# Data under study
■ ■ ■ ■ ■ ■ ■

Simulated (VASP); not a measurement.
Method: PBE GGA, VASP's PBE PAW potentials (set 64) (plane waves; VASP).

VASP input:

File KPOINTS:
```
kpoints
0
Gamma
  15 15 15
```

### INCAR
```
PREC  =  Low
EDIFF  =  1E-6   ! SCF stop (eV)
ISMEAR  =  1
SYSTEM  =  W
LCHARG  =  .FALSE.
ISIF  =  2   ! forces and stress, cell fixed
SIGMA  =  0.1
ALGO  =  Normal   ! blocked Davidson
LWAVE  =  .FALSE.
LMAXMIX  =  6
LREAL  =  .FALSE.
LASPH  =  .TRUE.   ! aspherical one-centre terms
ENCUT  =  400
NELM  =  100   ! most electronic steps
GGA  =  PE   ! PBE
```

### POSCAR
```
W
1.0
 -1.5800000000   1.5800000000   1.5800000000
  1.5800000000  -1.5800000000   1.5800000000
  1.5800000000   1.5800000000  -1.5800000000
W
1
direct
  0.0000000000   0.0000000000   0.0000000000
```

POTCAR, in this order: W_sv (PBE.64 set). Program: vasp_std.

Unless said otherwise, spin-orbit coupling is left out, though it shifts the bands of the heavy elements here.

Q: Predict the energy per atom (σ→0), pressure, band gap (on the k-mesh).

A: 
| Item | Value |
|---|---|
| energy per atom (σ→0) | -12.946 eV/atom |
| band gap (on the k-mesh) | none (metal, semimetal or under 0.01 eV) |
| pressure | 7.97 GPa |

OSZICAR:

■ ■ ■ ■ ■ ■ ■

# Work task
When you retype the entries above, keep every line identical to the source.

# Exercise result
Simulated (VASP); not a measurement.
Method: PBE GGA, VASP's PBE PAW potentials (set 64) (plane waves; VASP).

VASP input:

File KPOINTS:
```
kpoints
0
Gamma
  15 15 15
```

### INCAR
```
PREC  =  Low
EDIFF  =  1E-6   ! SCF stop (eV)
ISMEAR  =  1
SYSTEM  =  W
LCHARG  =  .FALSE.
ISIF  =  2   ! forces and stress, cell fixed
SIGMA  =  0.1
ALGO  =  Normal   ! blocked Davidson
LWAVE  =  .FALSE.
LMAXMIX  =  6
LREAL  =  .FALSE.
LASPH  =  .TRUE.   ! aspherical one-centre terms
ENCUT  =  400
NELM  =  100   ! most electronic steps
GGA  =  PE   ! PBE
```

### POSCAR
```
W
1.0
 -1.5800000000   1.5800000000   1.5800000000
  1.5800000000  -1.5800000000   1.5800000000
  1.5800000000   1.5800000000  -1.5800000000
W
1
direct
  0.0000000000   0.0000000000   0.0000000000
```

POTCAR, in this order: W_sv (PBE.64 set). Program: vasp_std.

Unless said otherwise, spin-orbit coupling is left out, though it shifts the bands of the heavy elements here.

Q: Predict the energy per atom (σ→0), pressure, band gap (on the k-mesh).

A: 
| Item | Value |
|---|---|
| energy per atom (σ→0) | -12.946 eV/atom |
| band gap (on the k-mesh) | none (metal, semimetal or under 0.01 eV) |
| pressure | 7.97 GPa |

OSZICAR:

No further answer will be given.